◆ ◆ ◆ ◆ ◆ ◆ ◆
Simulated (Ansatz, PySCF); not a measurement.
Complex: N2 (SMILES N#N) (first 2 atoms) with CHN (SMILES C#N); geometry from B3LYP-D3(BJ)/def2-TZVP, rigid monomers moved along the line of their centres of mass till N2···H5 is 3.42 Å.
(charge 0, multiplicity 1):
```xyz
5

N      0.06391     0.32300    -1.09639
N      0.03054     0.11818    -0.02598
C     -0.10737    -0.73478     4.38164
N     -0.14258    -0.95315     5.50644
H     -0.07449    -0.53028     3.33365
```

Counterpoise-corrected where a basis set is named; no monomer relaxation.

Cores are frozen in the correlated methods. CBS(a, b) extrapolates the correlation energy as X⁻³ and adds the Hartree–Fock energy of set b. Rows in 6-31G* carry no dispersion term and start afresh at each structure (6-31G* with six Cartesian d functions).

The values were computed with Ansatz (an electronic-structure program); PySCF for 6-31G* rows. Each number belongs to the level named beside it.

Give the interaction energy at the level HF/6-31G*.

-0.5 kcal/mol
◆ ◆ ◆ ◆ ◆ ◆ ◆

▸ **Work order**:
Please restate, word for word, the lines of the entries that run from the first line through the one holding "(charge 0, multiplicity", and add nothing.

▸ **Answer space**:
Simulated (Ansatz, PySCF); not a measurement.
Complex: N2 (SMILES N#N) (first 2 atoms) with CHN (SMILES C#N); geometry from B3LYP-D3(BJ)/def2-TZVP, rigid monomers moved along the line of their centres of mass till N2···H5 is 3.42 Å.
(charge 0, multiplicity 1):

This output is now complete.